Source material |
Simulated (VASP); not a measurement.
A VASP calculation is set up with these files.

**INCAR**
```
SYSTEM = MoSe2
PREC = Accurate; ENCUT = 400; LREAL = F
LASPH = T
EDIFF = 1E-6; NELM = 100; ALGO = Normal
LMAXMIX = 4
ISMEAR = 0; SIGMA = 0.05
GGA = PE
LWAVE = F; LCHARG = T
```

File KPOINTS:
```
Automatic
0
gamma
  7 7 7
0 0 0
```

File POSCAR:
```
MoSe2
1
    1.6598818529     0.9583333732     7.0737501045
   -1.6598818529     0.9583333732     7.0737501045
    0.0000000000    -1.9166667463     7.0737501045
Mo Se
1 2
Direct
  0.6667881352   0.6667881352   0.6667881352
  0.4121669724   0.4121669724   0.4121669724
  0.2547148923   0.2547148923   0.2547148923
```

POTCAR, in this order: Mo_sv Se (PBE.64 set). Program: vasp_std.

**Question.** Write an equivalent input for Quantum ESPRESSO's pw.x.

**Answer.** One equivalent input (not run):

Work request | Both the line containing "A VASP calculation" and the line containing "Quantum ESPRESSO's pw.x." belong in the answer. Print them and every line above that falls between them exactly, and no others.

Response area |
A VASP calculation is set up with these files.

**INCAR**
```
SYSTEM = MoSe2
PREC = Accurate; ENCUT = 400; LREAL = F
LASPH = T
EDIFF = 1E-6; NELM = 100; ALGO = Normal
LMAXMIX = 4
ISMEAR = 0; SIGMA = 0.05
GGA = PE
LWAVE = F; LCHARG = T
```

File KPOINTS:
```
Automatic
0
gamma
  7 7 7
0 0 0
```

File POSCAR:
```
MoSe2
1
    1.6598818529     0.9583333732     7.0737501045
   -1.6598818529     0.9583333732     7.0737501045
    0.0000000000    -1.9166667463     7.0737501045
Mo Se
1 2
Direct
  0.6667881352   0.6667881352   0.6667881352
  0.4121669724   0.4121669724   0.4121669724
  0.2547148923   0.2547148923   0.2547148923
```

POTCAR, in this order: Mo_sv Se (PBE.64 set). Program: vasp_std.

**Question.** Write an equivalent input for Quantum ESPRESSO's pw.x.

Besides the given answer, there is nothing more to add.